Segment Open

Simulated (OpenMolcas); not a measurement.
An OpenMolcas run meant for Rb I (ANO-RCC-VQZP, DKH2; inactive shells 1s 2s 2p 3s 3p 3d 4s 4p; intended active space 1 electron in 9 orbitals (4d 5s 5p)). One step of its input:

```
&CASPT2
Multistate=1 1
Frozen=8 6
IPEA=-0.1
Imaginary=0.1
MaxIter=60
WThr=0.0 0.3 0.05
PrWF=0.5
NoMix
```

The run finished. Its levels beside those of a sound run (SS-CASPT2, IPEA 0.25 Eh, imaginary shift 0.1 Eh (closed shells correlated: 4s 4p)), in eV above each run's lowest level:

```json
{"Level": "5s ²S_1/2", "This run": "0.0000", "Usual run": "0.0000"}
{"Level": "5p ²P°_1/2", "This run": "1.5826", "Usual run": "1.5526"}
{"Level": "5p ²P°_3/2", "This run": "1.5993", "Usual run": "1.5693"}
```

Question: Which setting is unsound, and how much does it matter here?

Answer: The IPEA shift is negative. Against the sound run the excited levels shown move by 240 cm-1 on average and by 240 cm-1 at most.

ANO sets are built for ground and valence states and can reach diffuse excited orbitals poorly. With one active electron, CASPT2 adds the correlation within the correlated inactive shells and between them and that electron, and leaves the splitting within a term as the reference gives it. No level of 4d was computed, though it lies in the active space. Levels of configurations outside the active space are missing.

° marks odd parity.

Segment Closed

In the listing above, reproduce the first line and each one after it through the line that contains "Answer: The IPEA".

Simulated (OpenMolcas); not a measurement.
An OpenMolcas run meant for Rb I (ANO-RCC-VQZP, DKH2; inactive shells 1s 2s 2p 3s 3p 3d 4s 4p; intended active space 1 electron in 9 orbitals (4d 5s 5p)). One step of its input:

```
&CASPT2
Multistate=1 1
Frozen=8 6
IPEA=-0.1
Imaginary=0.1
MaxIter=60
WThr=0.0 0.3 0.05
PrWF=0.5
NoMix
```

The run finished. Its levels beside those of a sound run (SS-CASPT2, IPEA 0.25 Eh, imaginary shift 0.1 Eh (closed shells correlated: 4s 4p)), in eV above each run's lowest level:

```json
{"Level": "5s ²S_1/2", "This run": "0.0000", "Usual run": "0.0000"}
{"Level": "5p ²P°_1/2", "This run": "1.5826", "Usual run": "1.5526"}
{"Level": "5p ²P°_3/2", "This run": "1.5993", "Usual run": "1.5693"}
```

Question: Which setting is unsound, and how much does it matter here?

Answer: The IPEA shift is negative. Against the sound run the excited levels shown move by 240 cm-1 on average and by 240 cm-1 at most.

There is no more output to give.